▶
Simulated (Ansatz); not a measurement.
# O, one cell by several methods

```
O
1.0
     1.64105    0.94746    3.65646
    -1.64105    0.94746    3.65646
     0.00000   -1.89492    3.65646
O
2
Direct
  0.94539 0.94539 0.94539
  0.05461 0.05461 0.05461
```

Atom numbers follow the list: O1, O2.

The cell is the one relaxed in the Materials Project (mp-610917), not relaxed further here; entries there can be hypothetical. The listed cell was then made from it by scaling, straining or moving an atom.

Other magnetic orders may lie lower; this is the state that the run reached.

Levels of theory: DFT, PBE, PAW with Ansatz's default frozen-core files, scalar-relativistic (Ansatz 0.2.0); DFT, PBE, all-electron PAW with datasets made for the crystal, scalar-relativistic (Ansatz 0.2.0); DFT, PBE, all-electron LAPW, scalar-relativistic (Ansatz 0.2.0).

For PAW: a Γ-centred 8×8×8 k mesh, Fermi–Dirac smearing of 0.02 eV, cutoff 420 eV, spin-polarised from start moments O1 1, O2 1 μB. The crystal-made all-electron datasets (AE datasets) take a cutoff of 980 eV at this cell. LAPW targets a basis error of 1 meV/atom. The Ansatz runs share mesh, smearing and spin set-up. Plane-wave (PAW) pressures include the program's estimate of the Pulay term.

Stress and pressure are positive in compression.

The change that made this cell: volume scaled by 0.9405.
◀

### Action item
Would you please reproduce all of the lines above exactly?

### Worked solution
Simulated (Ansatz); not a measurement.
# O, one cell by several methods

```
O
1.0
     1.64105    0.94746    3.65646
    -1.64105    0.94746    3.65646
     0.00000   -1.89492    3.65646
O
2
Direct
  0.94539 0.94539 0.94539
  0.05461 0.05461 0.05461
```

Atom numbers follow the list: O1, O2.

The cell is the one relaxed in the Materials Project (mp-610917), not relaxed further here; entries there can be hypothetical. The listed cell was then made from it by scaling, straining or moving an atom.

Other magnetic orders may lie lower; this is the state that the run reached.

Levels of theory: DFT, PBE, PAW with Ansatz's default frozen-core files, scalar-relativistic (Ansatz 0.2.0); DFT, PBE, all-electron PAW with datasets made for the crystal, scalar-relativistic (Ansatz 0.2.0); DFT, PBE, all-electron LAPW, scalar-relativistic (Ansatz 0.2.0).

For PAW: a Γ-centred 8×8×8 k mesh, Fermi–Dirac smearing of 0.02 eV, cutoff 420 eV, spin-polarised from start moments O1 1, O2 1 μB. The crystal-made all-electron datasets (AE datasets) take a cutoff of 980 eV at this cell. LAPW targets a basis error of 1 meV/atom. The Ansatz runs share mesh, smearing and spin set-up. Plane-wave (PAW) pressures include the program's estimate of the Pulay term.

Stress and pressure are positive in compression.

The change that made this cell: volume scaled by 0.9405.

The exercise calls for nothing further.